━━ Record extracts

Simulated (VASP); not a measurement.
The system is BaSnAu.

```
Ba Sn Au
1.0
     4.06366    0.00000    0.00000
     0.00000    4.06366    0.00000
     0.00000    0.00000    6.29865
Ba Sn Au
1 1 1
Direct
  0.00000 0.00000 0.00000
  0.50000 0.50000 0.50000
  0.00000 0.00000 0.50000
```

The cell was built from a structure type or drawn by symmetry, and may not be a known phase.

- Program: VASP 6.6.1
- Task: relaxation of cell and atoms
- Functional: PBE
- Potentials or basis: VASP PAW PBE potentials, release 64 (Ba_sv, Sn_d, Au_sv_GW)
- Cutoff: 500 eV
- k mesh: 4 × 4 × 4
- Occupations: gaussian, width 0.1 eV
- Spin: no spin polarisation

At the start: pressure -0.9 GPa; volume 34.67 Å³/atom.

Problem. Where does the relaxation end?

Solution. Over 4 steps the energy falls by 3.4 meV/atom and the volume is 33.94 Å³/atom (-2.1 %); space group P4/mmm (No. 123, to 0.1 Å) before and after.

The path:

━━━━

Work order:
All lines of the data above must be repeated exactly.

Answer space:
Simulated (VASP); not a measurement.
The system is BaSnAu.

```
Ba Sn Au
1.0
     4.06366    0.00000    0.00000
     0.00000    4.06366    0.00000
     0.00000    0.00000    6.29865
Ba Sn Au
1 1 1
Direct
  0.00000 0.00000 0.00000
  0.50000 0.50000 0.50000
  0.00000 0.00000 0.50000
```

The cell was built from a structure type or drawn by symmetry, and may not be a known phase.

- Program: VASP 6.6.1
- Task: relaxation of cell and atoms
- Functional: PBE
- Potentials or basis: VASP PAW PBE potentials, release 64 (Ba_sv, Sn_d, Au_sv_GW)
- Cutoff: 500 eV
- k mesh: 4 × 4 × 4
- Occupations: gaussian, width 0.1 eV
- Spin: no spin polarisation

At the start: pressure -0.9 GPa; volume 34.67 Å³/atom.

Problem. Where does the relaxation end?

Solution. Over 4 steps the energy falls by 3.4 meV/atom and the volume is 33.94 Å³/atom (-2.1 %); space group P4/mmm (No. 123, to 0.1 Å) before and after.

The path:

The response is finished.